DATA SECTION section start
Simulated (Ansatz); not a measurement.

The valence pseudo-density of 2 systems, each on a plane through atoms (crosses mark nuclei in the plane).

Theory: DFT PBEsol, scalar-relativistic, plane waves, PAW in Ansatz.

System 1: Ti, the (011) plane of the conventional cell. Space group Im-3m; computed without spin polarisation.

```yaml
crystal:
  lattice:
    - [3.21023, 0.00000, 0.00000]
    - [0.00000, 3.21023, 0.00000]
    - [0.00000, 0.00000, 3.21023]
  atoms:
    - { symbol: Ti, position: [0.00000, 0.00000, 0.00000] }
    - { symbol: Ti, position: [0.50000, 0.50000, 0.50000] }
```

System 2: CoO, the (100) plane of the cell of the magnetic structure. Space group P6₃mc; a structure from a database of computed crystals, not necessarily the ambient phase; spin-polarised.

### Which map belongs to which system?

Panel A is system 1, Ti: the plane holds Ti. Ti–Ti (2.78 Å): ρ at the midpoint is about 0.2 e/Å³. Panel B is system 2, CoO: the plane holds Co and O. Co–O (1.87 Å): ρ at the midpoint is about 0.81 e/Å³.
DATA SECTION section end

* ACTION ITEM
Reproduce exactly the lines above from the line with "System 1: Ti, the" to the line with "### Which map belongs to which system?", including both, and add nothing.

* EXERCISE RESPONSE
System 1: Ti, the (011) plane of the conventional cell. Space group Im-3m; computed without spin polarisation.

```yaml
crystal:
  lattice:
    - [3.21023, 0.00000, 0.00000]
    - [0.00000, 3.21023, 0.00000]
    - [0.00000, 0.00000, 3.21023]
  atoms:
    - { symbol: Ti, position: [0.00000, 0.00000, 0.00000] }
    - { symbol: Ti, position: [0.50000, 0.50000, 0.50000] }
```

System 2: CoO, the (100) plane of the cell of the magnetic structure. Space group P6₃mc; a structure from a database of computed crystals, not necessarily the ambient phase; spin-polarised.

### Which map belongs to which system?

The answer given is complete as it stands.